**WORK TASK**
Provide an exact copy of the lines from the beginning of the records through the line that includes "0.769 | 0.830 |", and of no others.

**SOURCE DATA**
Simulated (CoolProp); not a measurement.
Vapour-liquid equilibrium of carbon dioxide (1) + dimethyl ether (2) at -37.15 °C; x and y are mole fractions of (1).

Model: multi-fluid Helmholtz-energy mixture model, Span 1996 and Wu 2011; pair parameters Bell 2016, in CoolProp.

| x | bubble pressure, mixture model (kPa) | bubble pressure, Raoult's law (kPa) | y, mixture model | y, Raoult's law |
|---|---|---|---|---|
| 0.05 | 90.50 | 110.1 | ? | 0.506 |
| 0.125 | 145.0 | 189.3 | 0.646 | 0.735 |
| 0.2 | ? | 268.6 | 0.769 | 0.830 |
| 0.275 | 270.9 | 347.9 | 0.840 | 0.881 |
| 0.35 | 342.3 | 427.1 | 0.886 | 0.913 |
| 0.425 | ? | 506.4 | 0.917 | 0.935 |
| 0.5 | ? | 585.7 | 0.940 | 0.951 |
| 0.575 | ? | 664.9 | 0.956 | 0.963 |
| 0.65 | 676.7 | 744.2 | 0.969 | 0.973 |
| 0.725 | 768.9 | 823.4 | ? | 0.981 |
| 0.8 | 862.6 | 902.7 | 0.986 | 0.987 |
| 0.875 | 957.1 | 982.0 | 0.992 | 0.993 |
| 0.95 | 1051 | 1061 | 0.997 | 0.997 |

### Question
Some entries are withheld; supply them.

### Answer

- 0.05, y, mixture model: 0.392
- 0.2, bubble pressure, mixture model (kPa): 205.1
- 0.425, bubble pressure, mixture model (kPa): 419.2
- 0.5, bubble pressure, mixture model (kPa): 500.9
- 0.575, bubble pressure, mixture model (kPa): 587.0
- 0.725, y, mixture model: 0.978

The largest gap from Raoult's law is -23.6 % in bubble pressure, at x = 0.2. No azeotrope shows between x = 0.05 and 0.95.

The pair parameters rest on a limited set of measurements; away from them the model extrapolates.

**WRITTEN ANSWER**
Simulated (CoolProp); not a measurement.
Vapour-liquid equilibrium of carbon dioxide (1) + dimethyl ether (2) at -37.15 °C; x and y are mole fractions of (1).

Model: multi-fluid Helmholtz-energy mixture model, Span 1996 and Wu 2011; pair parameters Bell 2016, in CoolProp.

| x | bubble pressure, mixture model (kPa) | bubble pressure, Raoult's law (kPa) | y, mixture model | y, Raoult's law |
|---|---|---|---|---|
| 0.05 | 90.50 | 110.1 | ? | 0.506 |
| 0.125 | 145.0 | 189.3 | 0.646 | 0.735 |
| 0.2 | ? | 268.6 | 0.769 | 0.830 |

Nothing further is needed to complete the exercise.